**BRIEF**. Repeat the entries exactly. Leave nothing out.

------

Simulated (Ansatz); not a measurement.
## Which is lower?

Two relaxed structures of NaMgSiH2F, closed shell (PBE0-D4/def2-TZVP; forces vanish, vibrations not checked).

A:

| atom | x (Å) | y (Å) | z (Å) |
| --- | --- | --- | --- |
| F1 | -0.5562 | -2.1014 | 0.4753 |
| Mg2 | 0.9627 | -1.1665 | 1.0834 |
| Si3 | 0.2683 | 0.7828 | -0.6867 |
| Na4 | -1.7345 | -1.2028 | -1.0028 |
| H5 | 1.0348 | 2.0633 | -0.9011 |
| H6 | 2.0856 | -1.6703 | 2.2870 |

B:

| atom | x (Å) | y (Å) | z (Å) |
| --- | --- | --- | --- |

------

**TASK ANSWER**.
Simulated (Ansatz); not a measurement.
## Which is lower?

Two relaxed structures of NaMgSiH2F, closed shell (PBE0-D4/def2-TZVP; forces vanish, vibrations not checked).

A:

| atom | x (Å) | y (Å) | z (Å) |
| --- | --- | --- | --- |
| F1 | -0.5562 | -2.1014 | 0.4753 |
| Mg2 | 0.9627 | -1.1665 | 1.0834 |
| Si3 | 0.2683 | 0.7828 | -0.6867 |
| Na4 | -1.7345 | -1.2028 | -1.0028 |
| H5 | 1.0348 | 2.0633 | -0.9011 |
| H6 | 2.0856 | -1.6703 | 2.2870 |

B:

| atom | x (Å) | y (Å) | z (Å) |
| --- | --- | --- | --- |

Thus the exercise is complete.